=== Required action ===
Every entry, from the first to the last, should be written out exactly.

Start of Records shown

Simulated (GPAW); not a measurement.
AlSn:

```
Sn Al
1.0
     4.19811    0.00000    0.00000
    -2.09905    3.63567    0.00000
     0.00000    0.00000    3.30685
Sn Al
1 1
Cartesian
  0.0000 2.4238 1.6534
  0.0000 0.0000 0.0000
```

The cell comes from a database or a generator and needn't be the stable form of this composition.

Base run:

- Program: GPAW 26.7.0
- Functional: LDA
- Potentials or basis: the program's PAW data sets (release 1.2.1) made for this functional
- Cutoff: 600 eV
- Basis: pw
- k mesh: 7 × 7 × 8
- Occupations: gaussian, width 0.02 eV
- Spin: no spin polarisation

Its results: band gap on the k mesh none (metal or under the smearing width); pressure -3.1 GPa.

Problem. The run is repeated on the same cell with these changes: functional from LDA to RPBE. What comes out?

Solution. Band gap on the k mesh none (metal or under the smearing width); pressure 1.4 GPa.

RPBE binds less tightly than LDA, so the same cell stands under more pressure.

End of Records shown

=== Task result ===
Simulated (GPAW); not a measurement.
AlSn:

```
Sn Al
1.0
     4.19811    0.00000    0.00000
    -2.09905    3.63567    0.00000
     0.00000    0.00000    3.30685
Sn Al
1 1
Cartesian
  0.0000 2.4238 1.6534
  0.0000 0.0000 0.0000
```

The cell comes from a database or a generator and needn't be the stable form of this composition.

Base run:

- Program: GPAW 26.7.0
- Functional: LDA
- Potentials or basis: the program's PAW data sets (release 1.2.1) made for this functional
- Cutoff: 600 eV
- Basis: pw
- k mesh: 7 × 7 × 8
- Occupations: gaussian, width 0.02 eV
- Spin: no spin polarisation

Its results: band gap on the k mesh none (metal or under the smearing width); pressure -3.1 GPa.

Problem. The run is repeated on the same cell with these changes: functional from LDA to RPBE. What comes out?

Solution. Band gap on the k mesh none (metal or under the smearing width); pressure 1.4 GPa.

RPBE binds less tightly than LDA, so the same cell stands under more pressure.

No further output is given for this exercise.